# [ASSIGNMENT]
Starting with the first line and ending with the last, copy the entries word for word.

# [INPUT DATA]
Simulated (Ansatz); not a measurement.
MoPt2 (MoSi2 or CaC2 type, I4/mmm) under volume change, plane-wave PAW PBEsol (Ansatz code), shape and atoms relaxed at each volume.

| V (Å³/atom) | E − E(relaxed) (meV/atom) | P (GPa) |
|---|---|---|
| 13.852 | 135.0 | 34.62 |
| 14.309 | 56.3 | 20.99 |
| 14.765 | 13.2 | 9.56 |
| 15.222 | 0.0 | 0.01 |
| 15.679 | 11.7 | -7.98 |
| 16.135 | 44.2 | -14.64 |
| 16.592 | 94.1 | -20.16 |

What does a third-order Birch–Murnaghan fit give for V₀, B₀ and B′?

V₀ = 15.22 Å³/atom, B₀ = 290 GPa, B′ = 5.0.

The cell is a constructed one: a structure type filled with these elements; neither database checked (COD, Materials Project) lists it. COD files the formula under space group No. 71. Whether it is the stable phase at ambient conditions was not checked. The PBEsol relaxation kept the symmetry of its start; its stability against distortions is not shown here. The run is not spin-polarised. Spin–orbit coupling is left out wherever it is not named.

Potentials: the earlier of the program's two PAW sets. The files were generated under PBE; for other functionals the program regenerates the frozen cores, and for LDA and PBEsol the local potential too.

# [WRITTEN SOLUTION]
Simulated (Ansatz); not a measurement.
MoPt2 (MoSi2 or CaC2 type, I4/mmm) under volume change, plane-wave PAW PBEsol (Ansatz code), shape and atoms relaxed at each volume.

| V (Å³/atom) | E − E(relaxed) (meV/atom) | P (GPa) |
|---|---|---|
| 13.852 | 135.0 | 34.62 |
| 14.309 | 56.3 | 20.99 |
| 14.765 | 13.2 | 9.56 |
| 15.222 | 0.0 | 0.01 |
| 15.679 | 11.7 | -7.98 |
| 16.135 | 44.2 | -14.64 |
| 16.592 | 94.1 | -20.16 |

What does a third-order Birch–Murnaghan fit give for V₀, B₀ and B′?

V₀ = 15.22 Å³/atom, B₀ = 290 GPa, B′ = 5.0.

The cell is a constructed one: a structure type filled with these elements; neither database checked (COD, Materials Project) lists it. COD files the formula under space group No. 71. Whether it is the stable phase at ambient conditions was not checked. The PBEsol relaxation kept the symmetry of its start; its stability against distortions is not shown here. The run is not spin-polarised. Spin–orbit coupling is left out wherever it is not named.

Potentials: the earlier of the program's two PAW sets. The files were generated under PBE; for other functionals the program regenerates the frozen cores, and for LDA and PBEsol the local potential too.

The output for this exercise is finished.